[Dataset records — start]

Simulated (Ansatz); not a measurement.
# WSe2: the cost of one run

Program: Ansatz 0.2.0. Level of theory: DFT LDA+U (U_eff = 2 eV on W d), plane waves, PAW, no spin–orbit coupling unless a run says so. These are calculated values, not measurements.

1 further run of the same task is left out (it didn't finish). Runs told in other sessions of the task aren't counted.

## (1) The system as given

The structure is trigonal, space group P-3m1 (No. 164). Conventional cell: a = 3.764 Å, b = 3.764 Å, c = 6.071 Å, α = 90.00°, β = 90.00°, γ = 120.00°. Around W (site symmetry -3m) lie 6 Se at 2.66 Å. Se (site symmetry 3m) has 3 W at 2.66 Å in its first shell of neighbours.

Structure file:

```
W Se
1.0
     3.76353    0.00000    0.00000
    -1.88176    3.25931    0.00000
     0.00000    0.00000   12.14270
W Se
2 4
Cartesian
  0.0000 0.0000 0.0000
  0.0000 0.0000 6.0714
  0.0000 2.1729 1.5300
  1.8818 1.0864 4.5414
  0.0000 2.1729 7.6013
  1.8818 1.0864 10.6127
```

[Dataset records — finish]

▶ Assigned task:
In full and unchanged, repeat the data above.

▶ Task answer:
Simulated (Ansatz); not a measurement.
# WSe2: the cost of one run

Program: Ansatz 0.2.0. Level of theory: DFT LDA+U (U_eff = 2 eV on W d), plane waves, PAW, no spin–orbit coupling unless a run says so. These are calculated values, not measurements.

1 further run of the same task is left out (it didn't finish). Runs told in other sessions of the task aren't counted.

## (1) The system as given

The structure is trigonal, space group P-3m1 (No. 164). Conventional cell: a = 3.764 Å, b = 3.764 Å, c = 6.071 Å, α = 90.00°, β = 90.00°, γ = 120.00°. Around W (site symmetry -3m) lie 6 Se at 2.66 Å. Se (site symmetry 3m) has 3 W at 2.66 Å in its first shell of neighbours.

Structure file:

```
W Se
1.0
     3.76353    0.00000    0.00000
    -1.88176    3.25931    0.00000
     0.00000    0.00000   12.14270
W Se
2 4
Cartesian
  0.0000 0.0000 0.0000
  0.0000 0.0000 6.0714
  0.0000 2.1729 1.5300
  1.8818 1.0864 4.5414
  0.0000 2.1729 7.6013
  1.8818 1.0864 10.6127
```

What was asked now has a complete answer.